╭─ Raw data

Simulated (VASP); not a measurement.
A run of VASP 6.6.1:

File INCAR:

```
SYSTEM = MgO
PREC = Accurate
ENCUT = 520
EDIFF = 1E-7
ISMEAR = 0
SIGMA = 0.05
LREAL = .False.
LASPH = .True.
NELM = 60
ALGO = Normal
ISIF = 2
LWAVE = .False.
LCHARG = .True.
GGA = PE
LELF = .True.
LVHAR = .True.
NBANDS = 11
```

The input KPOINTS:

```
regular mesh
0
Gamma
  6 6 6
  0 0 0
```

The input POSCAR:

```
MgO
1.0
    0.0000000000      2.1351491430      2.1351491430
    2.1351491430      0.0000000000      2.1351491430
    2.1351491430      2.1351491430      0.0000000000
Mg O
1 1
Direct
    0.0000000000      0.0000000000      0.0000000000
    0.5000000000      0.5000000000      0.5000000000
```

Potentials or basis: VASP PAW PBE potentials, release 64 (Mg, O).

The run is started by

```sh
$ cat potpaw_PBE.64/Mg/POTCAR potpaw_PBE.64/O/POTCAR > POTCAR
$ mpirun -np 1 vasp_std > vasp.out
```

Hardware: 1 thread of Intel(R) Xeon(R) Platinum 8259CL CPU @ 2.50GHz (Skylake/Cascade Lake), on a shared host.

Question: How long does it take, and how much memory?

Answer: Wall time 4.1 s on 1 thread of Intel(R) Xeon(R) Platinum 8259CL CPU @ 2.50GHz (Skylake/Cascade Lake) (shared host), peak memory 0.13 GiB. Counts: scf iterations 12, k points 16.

╰─

Required action: Restate word for word the lines above, beginning at the first one and ending at the line that carries "Question: How long".

Exercise output:
Simulated (VASP); not a measurement.
A run of VASP 6.6.1:

File INCAR:

```
SYSTEM = MgO
PREC = Accurate
ENCUT = 520
EDIFF = 1E-7
ISMEAR = 0
SIGMA = 0.05
LREAL = .False.
LASPH = .True.
NELM = 60
ALGO = Normal
ISIF = 2
LWAVE = .False.
LCHARG = .True.
GGA = PE
LELF = .True.
LVHAR = .True.
NBANDS = 11
```

The input KPOINTS:

```
regular mesh
0
Gamma
  6 6 6
  0 0 0
```

The input POSCAR:

```
MgO
1.0
    0.0000000000      2.1351491430      2.1351491430
    2.1351491430      0.0000000000      2.1351491430
    2.1351491430      2.1351491430      0.0000000000
Mg O
1 1
Direct
    0.0000000000      0.0000000000      0.0000000000
    0.5000000000      0.5000000000      0.5000000000
```

Potentials or basis: VASP PAW PBE potentials, release 64 (Mg, O).

The run is started by

```sh
$ cat potpaw_PBE.64/Mg/POTCAR potpaw_PBE.64/O/POTCAR > POTCAR
$ mpirun -np 1 vasp_std > vasp.out
```

Hardware: 1 thread of Intel(R) Xeon(R) Platinum 8259CL CPU @ 2.50GHz (Skylake/Cascade Lake), on a shared host.

Question: How long does it take, and how much memory?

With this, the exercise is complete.